== Data supplied

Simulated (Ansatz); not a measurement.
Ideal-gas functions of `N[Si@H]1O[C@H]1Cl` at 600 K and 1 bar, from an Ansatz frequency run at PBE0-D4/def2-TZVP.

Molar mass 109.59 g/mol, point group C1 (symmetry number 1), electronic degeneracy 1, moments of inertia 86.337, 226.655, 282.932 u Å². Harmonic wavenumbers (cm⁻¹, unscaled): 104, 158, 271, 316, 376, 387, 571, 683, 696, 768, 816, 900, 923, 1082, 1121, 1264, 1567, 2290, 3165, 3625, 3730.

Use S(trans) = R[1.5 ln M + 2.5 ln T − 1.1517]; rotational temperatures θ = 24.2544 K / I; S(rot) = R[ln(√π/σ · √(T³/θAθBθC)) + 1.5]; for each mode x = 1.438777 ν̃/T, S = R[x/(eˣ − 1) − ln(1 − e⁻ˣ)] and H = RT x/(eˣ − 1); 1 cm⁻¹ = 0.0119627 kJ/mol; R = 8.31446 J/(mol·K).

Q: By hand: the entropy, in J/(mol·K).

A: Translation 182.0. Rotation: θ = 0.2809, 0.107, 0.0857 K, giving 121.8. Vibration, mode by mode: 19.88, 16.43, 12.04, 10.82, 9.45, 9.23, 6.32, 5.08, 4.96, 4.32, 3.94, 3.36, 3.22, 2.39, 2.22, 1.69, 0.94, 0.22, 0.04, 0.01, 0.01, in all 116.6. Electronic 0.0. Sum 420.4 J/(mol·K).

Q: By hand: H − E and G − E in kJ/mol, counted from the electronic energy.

====

- **Task item**: What should be returned is the run of lines from the first line of the material through the line containing "A: Translation 182.0.", exact and inclusive, and nothing else.

- **Exercise result**:
Simulated (Ansatz); not a measurement.
Ideal-gas functions of `N[Si@H]1O[C@H]1Cl` at 600 K and 1 bar, from an Ansatz frequency run at PBE0-D4/def2-TZVP.

Molar mass 109.59 g/mol, point group C1 (symmetry number 1), electronic degeneracy 1, moments of inertia 86.337, 226.655, 282.932 u Å². Harmonic wavenumbers (cm⁻¹, unscaled): 104, 158, 271, 316, 376, 387, 571, 683, 696, 768, 816, 900, 923, 1082, 1121, 1264, 1567, 2290, 3165, 3625, 3730.

Use S(trans) = R[1.5 ln M + 2.5 ln T − 1.1517]; rotational temperatures θ = 24.2544 K / I; S(rot) = R[ln(√π/σ · √(T³/θAθBθC)) + 1.5]; for each mode x = 1.438777 ν̃/T, S = R[x/(eˣ − 1) − ln(1 − e⁻ˣ)] and H = RT x/(eˣ − 1); 1 cm⁻¹ = 0.0119627 kJ/mol; R = 8.31446 J/(mol·K).

Q: By hand: the entropy, in J/(mol·K).

A: Translation 182.0. Rotation: θ = 0.2809, 0.107, 0.0857 K, giving 121.8. Vibration, mode by mode: 19.88, 16.43, 12.04, 10.82, 9.45, 9.23, 6.32, 5.08, 4.96, 4.32, 3.94, 3.36, 3.22, 2.39, 2.22, 1.69, 0.94, 0.22, 0.04, 0.01, 0.01, in all 116.6. Electronic 0.0. Sum 420.4 J/(mol·K).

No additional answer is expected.